● Assignment:
Produce as output only the lines below starting at the line with "From 6 × 6 × 6 on." and continuing through the line with "0.8 | 0.35 |", each one exactly as written.

-- The data follows --

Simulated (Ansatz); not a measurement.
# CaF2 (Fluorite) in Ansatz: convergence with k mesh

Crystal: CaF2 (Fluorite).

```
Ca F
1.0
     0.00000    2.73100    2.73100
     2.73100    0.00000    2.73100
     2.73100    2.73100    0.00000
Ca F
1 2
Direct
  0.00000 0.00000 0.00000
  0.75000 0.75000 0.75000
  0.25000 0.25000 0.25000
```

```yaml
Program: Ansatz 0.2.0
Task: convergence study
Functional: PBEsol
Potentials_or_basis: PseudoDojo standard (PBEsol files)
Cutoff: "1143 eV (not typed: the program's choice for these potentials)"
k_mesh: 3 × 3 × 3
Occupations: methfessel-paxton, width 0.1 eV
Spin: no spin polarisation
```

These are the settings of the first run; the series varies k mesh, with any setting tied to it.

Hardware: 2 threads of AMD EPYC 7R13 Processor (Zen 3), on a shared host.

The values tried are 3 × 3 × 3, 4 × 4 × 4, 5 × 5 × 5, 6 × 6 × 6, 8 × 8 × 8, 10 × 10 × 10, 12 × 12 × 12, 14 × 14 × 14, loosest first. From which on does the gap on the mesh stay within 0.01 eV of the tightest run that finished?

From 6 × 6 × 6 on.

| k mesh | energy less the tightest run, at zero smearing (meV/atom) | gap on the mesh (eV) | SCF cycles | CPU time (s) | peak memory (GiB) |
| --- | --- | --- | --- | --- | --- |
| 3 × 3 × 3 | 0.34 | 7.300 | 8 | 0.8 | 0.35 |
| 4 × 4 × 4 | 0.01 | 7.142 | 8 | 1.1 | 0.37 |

-- The data concluded --

● Reply:
From 6 × 6 × 6 on.

| k mesh | energy less the tightest run, at zero smearing (meV/atom) | gap on the mesh (eV) | SCF cycles | CPU time (s) | peak memory (GiB) |
| --- | --- | --- | --- | --- | --- |
| 3 × 3 × 3 | 0.34 | 7.300 | 8 | 0.8 | 0.35 |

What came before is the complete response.